DATA EXTRACT.
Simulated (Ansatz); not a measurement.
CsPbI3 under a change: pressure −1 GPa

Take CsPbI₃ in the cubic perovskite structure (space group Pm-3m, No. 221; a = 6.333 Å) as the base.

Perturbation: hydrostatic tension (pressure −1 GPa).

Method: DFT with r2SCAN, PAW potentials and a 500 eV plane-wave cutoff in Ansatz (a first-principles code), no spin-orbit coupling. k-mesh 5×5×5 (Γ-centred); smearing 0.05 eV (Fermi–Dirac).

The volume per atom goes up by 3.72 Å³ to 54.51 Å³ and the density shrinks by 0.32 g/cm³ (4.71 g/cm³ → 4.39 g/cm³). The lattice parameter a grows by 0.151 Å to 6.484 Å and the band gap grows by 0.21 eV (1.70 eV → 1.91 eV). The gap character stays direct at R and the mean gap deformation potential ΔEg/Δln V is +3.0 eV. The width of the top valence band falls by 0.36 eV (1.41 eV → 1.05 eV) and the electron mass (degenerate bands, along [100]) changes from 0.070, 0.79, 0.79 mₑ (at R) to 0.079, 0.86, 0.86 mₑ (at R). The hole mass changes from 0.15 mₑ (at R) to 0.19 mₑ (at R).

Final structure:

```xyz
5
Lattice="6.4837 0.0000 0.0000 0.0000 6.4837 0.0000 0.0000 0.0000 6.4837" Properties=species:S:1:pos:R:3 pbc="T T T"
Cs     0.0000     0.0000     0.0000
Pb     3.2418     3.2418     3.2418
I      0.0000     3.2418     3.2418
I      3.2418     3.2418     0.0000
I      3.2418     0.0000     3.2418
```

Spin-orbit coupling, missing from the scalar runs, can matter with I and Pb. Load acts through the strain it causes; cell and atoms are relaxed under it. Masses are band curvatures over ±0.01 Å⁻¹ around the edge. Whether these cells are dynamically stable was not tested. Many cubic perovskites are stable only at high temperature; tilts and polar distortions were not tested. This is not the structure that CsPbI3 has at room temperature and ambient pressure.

WORK INSTRUCTION.
The answer must be a verbatim transcription of the entries above, from the first line through the line that contains "Method: DFT with", and nothing more.

YOUR SOLUTION.
Simulated (Ansatz); not a measurement.
CsPbI3 under a change: pressure −1 GPa

Take CsPbI₃ in the cubic perovskite structure (space group Pm-3m, No. 221; a = 6.333 Å) as the base.

Perturbation: hydrostatic tension (pressure −1 GPa).

Method: DFT with r2SCAN, PAW potentials and a 500 eV plane-wave cutoff in Ansatz (a first-principles code), no spin-orbit coupling. k-mesh 5×5×5 (Γ-centred); smearing 0.05 eV (Fermi–Dirac).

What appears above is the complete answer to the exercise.